## DATA UNDER STUDY
↓

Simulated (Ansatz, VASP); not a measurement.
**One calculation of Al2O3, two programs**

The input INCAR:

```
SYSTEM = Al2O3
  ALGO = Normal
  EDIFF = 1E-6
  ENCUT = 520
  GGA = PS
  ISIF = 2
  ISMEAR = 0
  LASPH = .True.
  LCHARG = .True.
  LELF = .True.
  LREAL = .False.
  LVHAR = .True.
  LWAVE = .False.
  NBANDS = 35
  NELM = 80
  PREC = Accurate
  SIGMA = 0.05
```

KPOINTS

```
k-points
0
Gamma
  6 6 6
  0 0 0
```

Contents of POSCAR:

↑

## ACTIVITY
Every line of the records should be reproduced exactly.

## EXERCISE OUTPUT
Simulated (Ansatz, VASP); not a measurement.
**One calculation of Al2O3, two programs**

The input INCAR:

```
SYSTEM = Al2O3
  ALGO = Normal
  EDIFF = 1E-6
  ENCUT = 520
  GGA = PS
  ISIF = 2
  ISMEAR = 0
  LASPH = .True.
  LCHARG = .True.
  LELF = .True.
  LREAL = .False.
  LVHAR = .True.
  LWAVE = .False.
  NBANDS = 35
  NELM = 80
  PREC = Accurate
  SIGMA = 0.05
```

KPOINTS

```
k-points
0
Gamma
  6 6 6
  0 0 0
```

Contents of POSCAR:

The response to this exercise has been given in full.